• **WORK TASK**
When you output the entries, begin with the first line and end with the line containing "of a trajectory", keeping each line exactly as it is.

■ ■ ■ ■

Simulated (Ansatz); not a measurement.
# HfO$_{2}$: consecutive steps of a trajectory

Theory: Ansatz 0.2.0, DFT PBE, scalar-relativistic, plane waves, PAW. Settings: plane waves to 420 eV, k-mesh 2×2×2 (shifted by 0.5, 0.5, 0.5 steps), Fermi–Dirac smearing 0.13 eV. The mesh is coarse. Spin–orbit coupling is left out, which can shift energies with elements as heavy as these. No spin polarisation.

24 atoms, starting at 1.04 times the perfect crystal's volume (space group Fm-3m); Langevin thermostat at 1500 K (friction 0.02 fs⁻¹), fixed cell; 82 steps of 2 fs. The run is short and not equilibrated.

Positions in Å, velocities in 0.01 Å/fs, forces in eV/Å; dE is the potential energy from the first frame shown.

■ ■ ■ ■

• **TASK OUTPUT**
Simulated (Ansatz); not a measurement.
# HfO$_{2}$: consecutive steps of a trajectory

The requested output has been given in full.